'''
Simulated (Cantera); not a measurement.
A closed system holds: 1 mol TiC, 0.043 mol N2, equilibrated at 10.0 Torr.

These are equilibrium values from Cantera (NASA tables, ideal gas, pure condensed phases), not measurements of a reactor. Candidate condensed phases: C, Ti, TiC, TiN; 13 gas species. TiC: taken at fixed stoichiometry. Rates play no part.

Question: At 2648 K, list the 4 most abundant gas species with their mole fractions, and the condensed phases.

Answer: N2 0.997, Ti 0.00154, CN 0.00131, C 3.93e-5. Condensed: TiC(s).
'''

§ Action item: Given the data above, transcribe exactly the lines from the one containing "These are equilibrium" down to the one containing "Question: At 2648", and no others.

§ Answer area:
These are equilibrium values from Cantera (NASA tables, ideal gas, pure condensed phases), not measurements of a reactor. Candidate condensed phases: C, Ti, TiC, TiN; 13 gas species. TiC: taken at fixed stoichiometry. Rates play no part.

Question: At 2648 K, list the 4 most abundant gas species with their mole fractions, and the condensed phases.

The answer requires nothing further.